» **RECORD EXCERPTS**:
•••
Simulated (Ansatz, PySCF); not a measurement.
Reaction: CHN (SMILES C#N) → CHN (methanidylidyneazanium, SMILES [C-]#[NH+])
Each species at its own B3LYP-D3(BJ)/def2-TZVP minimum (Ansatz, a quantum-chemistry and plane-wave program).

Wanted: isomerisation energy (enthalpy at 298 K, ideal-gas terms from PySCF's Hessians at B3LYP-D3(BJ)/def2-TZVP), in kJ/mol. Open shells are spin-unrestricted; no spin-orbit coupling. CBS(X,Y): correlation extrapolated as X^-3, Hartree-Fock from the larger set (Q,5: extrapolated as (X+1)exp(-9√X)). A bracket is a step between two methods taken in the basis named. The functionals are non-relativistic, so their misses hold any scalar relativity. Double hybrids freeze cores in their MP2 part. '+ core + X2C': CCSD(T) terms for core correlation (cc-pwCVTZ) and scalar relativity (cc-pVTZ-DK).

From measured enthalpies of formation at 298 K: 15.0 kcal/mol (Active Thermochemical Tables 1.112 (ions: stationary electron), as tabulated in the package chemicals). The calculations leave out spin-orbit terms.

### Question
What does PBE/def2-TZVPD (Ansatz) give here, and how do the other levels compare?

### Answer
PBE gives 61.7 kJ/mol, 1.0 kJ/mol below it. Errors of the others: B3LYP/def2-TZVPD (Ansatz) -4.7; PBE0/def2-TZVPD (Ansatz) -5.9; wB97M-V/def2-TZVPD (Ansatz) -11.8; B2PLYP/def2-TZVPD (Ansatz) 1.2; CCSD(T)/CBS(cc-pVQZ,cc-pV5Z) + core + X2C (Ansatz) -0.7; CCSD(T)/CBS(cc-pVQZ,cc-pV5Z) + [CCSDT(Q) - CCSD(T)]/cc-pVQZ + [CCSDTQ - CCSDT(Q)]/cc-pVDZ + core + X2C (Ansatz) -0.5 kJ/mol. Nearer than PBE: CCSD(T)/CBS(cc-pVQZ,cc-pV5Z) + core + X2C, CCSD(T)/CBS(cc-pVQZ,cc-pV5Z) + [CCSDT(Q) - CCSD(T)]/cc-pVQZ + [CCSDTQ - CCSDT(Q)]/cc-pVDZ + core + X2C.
•••

» **ACTIVITY**:
Output the lines of the records above exactly as they appear, from the line containing "From measured enthalpies" through the line containing "### Question".

» **WRITTEN SOLUTION**:
From measured enthalpies of formation at 298 K: 15.0 kcal/mol (Active Thermochemical Tables 1.112 (ions: stationary electron), as tabulated in the package chemicals). The calculations leave out spin-orbit terms.

### Question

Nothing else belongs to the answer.